### Task item
For this exercise, restate the data below with no change at all.

### Entries shown
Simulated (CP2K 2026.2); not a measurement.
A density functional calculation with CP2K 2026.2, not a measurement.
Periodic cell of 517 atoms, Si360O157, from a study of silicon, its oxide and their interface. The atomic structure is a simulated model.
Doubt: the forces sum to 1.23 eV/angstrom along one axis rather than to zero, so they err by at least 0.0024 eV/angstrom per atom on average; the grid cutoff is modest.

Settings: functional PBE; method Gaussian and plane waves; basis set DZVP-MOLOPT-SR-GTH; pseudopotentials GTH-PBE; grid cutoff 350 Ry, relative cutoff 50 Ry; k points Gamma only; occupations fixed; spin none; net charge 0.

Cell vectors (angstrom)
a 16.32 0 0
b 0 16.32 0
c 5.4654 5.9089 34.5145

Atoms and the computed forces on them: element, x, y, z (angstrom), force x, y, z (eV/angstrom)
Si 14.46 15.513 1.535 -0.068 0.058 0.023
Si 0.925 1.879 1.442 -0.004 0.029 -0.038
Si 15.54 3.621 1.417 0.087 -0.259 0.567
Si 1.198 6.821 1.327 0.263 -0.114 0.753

### Expected answer
Simulated (CP2K 2026.2); not a measurement.
A density functional calculation with CP2K 2026.2, not a measurement.
Periodic cell of 517 atoms, Si360O157, from a study of silicon, its oxide and their interface. The atomic structure is a simulated model.
Doubt: the forces sum to 1.23 eV/angstrom along one axis rather than to zero, so they err by at least 0.0024 eV/angstrom per atom on average; the grid cutoff is modest.

Settings: functional PBE; method Gaussian and plane waves; basis set DZVP-MOLOPT-SR-GTH; pseudopotentials GTH-PBE; grid cutoff 350 Ry, relative cutoff 50 Ry; k points Gamma only; occupations fixed; spin none; net charge 0.

Cell vectors (angstrom)
a 16.32 0 0
b 0 16.32 0
c 5.4654 5.9089 34.5145

Atoms and the computed forces on them: element, x, y, z (angstrom), force x, y, z (eV/angstrom)
Si 14.46 15.513 1.535 -0.068 0.058 0.023
Si 0.925 1.879 1.442 -0.004 0.029 -0.038
Si 15.54 3.621 1.417 0.087 -0.259 0.567
Si 1.198 6.821 1.327 0.263 -0.114 0.753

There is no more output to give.